▸ Data extract
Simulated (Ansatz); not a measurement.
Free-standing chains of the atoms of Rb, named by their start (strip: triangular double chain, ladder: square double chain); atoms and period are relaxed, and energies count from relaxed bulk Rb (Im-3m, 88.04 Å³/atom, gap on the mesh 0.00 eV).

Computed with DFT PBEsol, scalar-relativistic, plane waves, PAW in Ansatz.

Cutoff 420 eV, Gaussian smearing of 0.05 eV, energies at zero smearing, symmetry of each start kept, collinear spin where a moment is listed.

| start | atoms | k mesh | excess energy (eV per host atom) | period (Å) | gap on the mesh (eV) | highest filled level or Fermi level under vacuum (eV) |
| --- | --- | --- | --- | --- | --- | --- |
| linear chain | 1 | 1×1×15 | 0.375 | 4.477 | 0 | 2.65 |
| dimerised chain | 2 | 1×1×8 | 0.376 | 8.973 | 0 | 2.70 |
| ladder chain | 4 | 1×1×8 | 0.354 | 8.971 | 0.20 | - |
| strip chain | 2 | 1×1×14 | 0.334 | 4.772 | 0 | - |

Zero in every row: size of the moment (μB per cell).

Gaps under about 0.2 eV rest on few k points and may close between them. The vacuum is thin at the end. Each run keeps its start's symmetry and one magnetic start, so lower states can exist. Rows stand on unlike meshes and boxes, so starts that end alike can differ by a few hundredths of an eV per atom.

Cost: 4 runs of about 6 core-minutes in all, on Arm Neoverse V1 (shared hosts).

▸ Action item
Give back exactly the lines of the listing, starting with the first and ending with the one bearing "vacuum (eV) |". Add no other lines.

▸ Answer section
Simulated (Ansatz); not a measurement.
Free-standing chains of the atoms of Rb, named by their start (strip: triangular double chain, ladder: square double chain); atoms and period are relaxed, and energies count from relaxed bulk Rb (Im-3m, 88.04 Å³/atom, gap on the mesh 0.00 eV).

Computed with DFT PBEsol, scalar-relativistic, plane waves, PAW in Ansatz.

Cutoff 420 eV, Gaussian smearing of 0.05 eV, energies at zero smearing, symmetry of each start kept, collinear spin where a moment is listed.

| start | atoms | k mesh | excess energy (eV per host atom) | period (Å) | gap on the mesh (eV) | highest filled level or Fermi level under vacuum (eV) |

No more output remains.